Work instruction: Copy the lines below exactly. Start at the first and finish with the line containing "3.3 THz | 0.3 to 1 |".

◆ ◆ ◆ ◆

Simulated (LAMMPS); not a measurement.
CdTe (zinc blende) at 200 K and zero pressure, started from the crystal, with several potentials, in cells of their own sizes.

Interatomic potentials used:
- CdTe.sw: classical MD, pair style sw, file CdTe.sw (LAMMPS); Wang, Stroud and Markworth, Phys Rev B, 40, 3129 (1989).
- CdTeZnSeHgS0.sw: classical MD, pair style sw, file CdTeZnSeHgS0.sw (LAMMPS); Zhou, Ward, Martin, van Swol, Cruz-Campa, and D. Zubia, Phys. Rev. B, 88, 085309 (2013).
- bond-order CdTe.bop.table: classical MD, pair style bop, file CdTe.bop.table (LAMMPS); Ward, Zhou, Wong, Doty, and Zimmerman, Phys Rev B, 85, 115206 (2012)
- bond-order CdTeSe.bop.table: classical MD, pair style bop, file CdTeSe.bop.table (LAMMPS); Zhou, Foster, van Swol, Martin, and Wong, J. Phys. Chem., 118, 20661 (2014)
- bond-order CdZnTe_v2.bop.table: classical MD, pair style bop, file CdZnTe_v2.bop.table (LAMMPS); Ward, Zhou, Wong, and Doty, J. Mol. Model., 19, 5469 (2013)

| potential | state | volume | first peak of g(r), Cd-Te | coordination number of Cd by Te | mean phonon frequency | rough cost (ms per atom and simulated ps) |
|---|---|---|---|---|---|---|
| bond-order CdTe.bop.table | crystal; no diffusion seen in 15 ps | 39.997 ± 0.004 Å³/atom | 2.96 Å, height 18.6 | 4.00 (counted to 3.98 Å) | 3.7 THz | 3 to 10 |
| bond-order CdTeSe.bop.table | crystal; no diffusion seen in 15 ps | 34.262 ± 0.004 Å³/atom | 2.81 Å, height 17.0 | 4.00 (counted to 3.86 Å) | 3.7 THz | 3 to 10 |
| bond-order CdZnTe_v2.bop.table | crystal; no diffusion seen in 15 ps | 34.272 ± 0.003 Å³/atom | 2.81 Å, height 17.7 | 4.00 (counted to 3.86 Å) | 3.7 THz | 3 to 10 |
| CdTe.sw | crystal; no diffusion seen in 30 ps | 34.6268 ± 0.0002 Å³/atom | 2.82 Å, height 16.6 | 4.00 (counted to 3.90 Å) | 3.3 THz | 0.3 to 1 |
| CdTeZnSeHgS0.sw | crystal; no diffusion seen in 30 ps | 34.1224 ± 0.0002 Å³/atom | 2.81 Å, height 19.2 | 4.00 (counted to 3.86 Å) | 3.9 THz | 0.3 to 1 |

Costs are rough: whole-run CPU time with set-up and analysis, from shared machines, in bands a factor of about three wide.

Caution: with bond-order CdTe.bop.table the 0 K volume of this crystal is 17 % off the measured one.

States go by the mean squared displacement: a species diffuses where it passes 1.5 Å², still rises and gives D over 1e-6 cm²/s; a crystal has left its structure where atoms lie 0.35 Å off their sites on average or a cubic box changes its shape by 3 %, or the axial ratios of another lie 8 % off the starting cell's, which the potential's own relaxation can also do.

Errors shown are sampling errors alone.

◆ ◆ ◆ ◆

Written answer:
Simulated (LAMMPS); not a measurement.
CdTe (zinc blende) at 200 K and zero pressure, started from the crystal, with several potentials, in cells of their own sizes.

Interatomic potentials used:
- CdTe.sw: classical MD, pair style sw, file CdTe.sw (LAMMPS); Wang, Stroud and Markworth, Phys Rev B, 40, 3129 (1989).
- CdTeZnSeHgS0.sw: classical MD, pair style sw, file CdTeZnSeHgS0.sw (LAMMPS); Zhou, Ward, Martin, van Swol, Cruz-Campa, and D. Zubia, Phys. Rev. B, 88, 085309 (2013).
- bond-order CdTe.bop.table: classical MD, pair style bop, file CdTe.bop.table (LAMMPS); Ward, Zhou, Wong, Doty, and Zimmerman, Phys Rev B, 85, 115206 (2012)
- bond-order CdTeSe.bop.table: classical MD, pair style bop, file CdTeSe.bop.table (LAMMPS); Zhou, Foster, van Swol, Martin, and Wong, J. Phys. Chem., 118, 20661 (2014)
- bond-order CdZnTe_v2.bop.table: classical MD, pair style bop, file CdZnTe_v2.bop.table (LAMMPS); Ward, Zhou, Wong, and Doty, J. Mol. Model., 19, 5469 (2013)

| potential | state | volume | first peak of g(r), Cd-Te | coordination number of Cd by Te | mean phonon frequency | rough cost (ms per atom and simulated ps) |
|---|---|---|---|---|---|---|
| bond-order CdTe.bop.table | crystal; no diffusion seen in 15 ps | 39.997 ± 0.004 Å³/atom | 2.96 Å, height 18.6 | 4.00 (counted to 3.98 Å) | 3.7 THz | 3 to 10 |
| bond-order CdTeSe.bop.table | crystal; no diffusion seen in 15 ps | 34.262 ± 0.004 Å³/atom | 2.81 Å, height 17.0 | 4.00 (counted to 3.86 Å) | 3.7 THz | 3 to 10 |
| bond-order CdZnTe_v2.bop.table | crystal; no diffusion seen in 15 ps | 34.272 ± 0.003 Å³/atom | 2.81 Å, height 17.7 | 4.00 (counted to 3.86 Å) | 3.7 THz | 3 to 10 |
| CdTe.sw | crystal; no diffusion seen in 30 ps | 34.6268 ± 0.0002 Å³/atom | 2.82 Å, height 16.6 | 4.00 (counted to 3.90 Å) | 3.3 THz | 0.3 to 1 |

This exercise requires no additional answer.